>>>>>

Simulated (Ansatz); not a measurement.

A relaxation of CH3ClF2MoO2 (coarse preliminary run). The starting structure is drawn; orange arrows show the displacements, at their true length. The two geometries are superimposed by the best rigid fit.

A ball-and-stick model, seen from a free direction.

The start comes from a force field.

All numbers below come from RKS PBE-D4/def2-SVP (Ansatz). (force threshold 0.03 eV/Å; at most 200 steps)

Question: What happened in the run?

<<<<<

» EXERCISE:
Everything above, from first entry to last, must be reproduced exactly.

» EXERCISE RESPONSE:
Simulated (Ansatz); not a measurement.

A relaxation of CH3ClF2MoO2 (coarse preliminary run). The starting structure is drawn; orange arrows show the displacements, at their true length. The two geometries are superimposed by the best rigid fit.

A ball-and-stick model, seen from a free direction.

The start comes from a force field.

All numbers below come from RKS PBE-D4/def2-SVP (Ansatz). (force threshold 0.03 eV/Å; at most 200 steps)

Question: What happened in the run?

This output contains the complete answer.